● **Work order**
Give every line of the records exactly, please, from the first up to and including the one containing "Answer: The lowest".

● **Source material**
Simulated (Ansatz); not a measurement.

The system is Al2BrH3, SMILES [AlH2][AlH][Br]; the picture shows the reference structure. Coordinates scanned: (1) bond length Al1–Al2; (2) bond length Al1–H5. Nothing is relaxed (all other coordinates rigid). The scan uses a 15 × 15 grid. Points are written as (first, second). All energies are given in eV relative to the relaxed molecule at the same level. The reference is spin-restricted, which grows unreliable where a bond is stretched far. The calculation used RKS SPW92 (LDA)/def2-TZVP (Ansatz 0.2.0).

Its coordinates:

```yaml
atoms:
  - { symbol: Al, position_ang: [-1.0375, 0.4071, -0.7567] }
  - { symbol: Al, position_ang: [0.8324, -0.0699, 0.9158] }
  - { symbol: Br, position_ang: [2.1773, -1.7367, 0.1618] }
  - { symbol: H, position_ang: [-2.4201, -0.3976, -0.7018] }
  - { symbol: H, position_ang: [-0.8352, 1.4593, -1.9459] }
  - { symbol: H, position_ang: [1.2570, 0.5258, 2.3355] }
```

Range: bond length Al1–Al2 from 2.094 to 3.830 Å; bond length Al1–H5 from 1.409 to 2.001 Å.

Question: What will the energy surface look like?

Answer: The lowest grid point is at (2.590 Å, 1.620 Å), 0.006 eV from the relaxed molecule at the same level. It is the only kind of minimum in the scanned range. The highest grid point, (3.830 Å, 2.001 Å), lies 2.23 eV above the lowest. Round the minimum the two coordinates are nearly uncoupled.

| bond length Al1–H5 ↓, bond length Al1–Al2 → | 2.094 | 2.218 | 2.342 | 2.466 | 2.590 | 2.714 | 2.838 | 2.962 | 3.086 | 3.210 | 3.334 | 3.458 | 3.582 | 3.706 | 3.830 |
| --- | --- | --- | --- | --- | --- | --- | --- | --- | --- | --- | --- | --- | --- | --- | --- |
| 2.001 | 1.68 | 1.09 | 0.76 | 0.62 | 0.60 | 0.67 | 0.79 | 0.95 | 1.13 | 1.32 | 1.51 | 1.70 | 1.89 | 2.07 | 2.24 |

● **Answer space**
Simulated (Ansatz); not a measurement.

The system is Al2BrH3, SMILES [AlH2][AlH][Br]; the picture shows the reference structure. Coordinates scanned: (1) bond length Al1–Al2; (2) bond length Al1–H5. Nothing is relaxed (all other coordinates rigid). The scan uses a 15 × 15 grid. Points are written as (first, second). All energies are given in eV relative to the relaxed molecule at the same level. The reference is spin-restricted, which grows unreliable where a bond is stretched far. The calculation used RKS SPW92 (LDA)/def2-TZVP (Ansatz 0.2.0).

Its coordinates:

```yaml
atoms:
  - { symbol: Al, position_ang: [-1.0375, 0.4071, -0.7567] }
  - { symbol: Al, position_ang: [0.8324, -0.0699, 0.9158] }
  - { symbol: Br, position_ang: [2.1773, -1.7367, 0.1618] }
  - { symbol: H, position_ang: [-2.4201, -0.3976, -0.7018] }
  - { symbol: H, position_ang: [-0.8352, 1.4593, -1.9459] }
  - { symbol: H, position_ang: [1.2570, 0.5258, 2.3355] }
```

Range: bond length Al1–Al2 from 2.094 to 3.830 Å; bond length Al1–H5 from 1.409 to 2.001 Å.

Question: What will the energy surface look like?

Answer: The lowest grid point is at (2.590 Å, 1.620 Å), 0.006 eV from the relaxed molecule at the same level. It is the only kind of minimum in the scanned range. The highest grid point, (3.830 Å, 2.001 Å), lies 2.23 eV above the lowest. Round the minimum the two coordinates are nearly uncoupled.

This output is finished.